Dataset records:
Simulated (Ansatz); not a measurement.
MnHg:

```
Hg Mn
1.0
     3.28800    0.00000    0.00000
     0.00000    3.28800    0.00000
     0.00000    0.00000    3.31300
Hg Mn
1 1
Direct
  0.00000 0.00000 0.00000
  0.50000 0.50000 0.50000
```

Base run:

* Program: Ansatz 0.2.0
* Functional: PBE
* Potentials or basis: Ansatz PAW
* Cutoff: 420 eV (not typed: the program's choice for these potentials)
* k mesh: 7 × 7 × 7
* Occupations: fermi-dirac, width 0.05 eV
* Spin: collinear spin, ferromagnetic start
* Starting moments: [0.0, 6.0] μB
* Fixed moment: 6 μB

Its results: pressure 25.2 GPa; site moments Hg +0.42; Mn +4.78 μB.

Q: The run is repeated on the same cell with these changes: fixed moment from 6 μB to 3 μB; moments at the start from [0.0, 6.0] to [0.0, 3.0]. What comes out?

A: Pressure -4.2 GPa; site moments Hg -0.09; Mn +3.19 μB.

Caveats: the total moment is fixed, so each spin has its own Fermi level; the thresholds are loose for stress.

Work instruction:
Reproduce exactly, and only, the part of the listing above that begins at the line with "Program: Ansatz 0.2.0" and goes on through the line with "A: Pressure -4.2".

Exercise answer:
* Program: Ansatz 0.2.0
* Functional: PBE
* Potentials or basis: Ansatz PAW
* Cutoff: 420 eV (not typed: the program's choice for these potentials)
* k mesh: 7 × 7 × 7
* Occupations: fermi-dirac, width 0.05 eV
* Spin: collinear spin, ferromagnetic start
* Starting moments: [0.0, 6.0] μB
* Fixed moment: 6 μB

Its results: pressure 25.2 GPa; site moments Hg +0.42; Mn +4.78 μB.

Q: The run is repeated on the same cell with these changes: fixed moment from 6 μB to 3 μB; moments at the start from [0.0, 6.0] to [0.0, 3.0]. What comes out?

A: Pressure -4.2 GPa; site moments Hg -0.09; Mn +3.19 μB.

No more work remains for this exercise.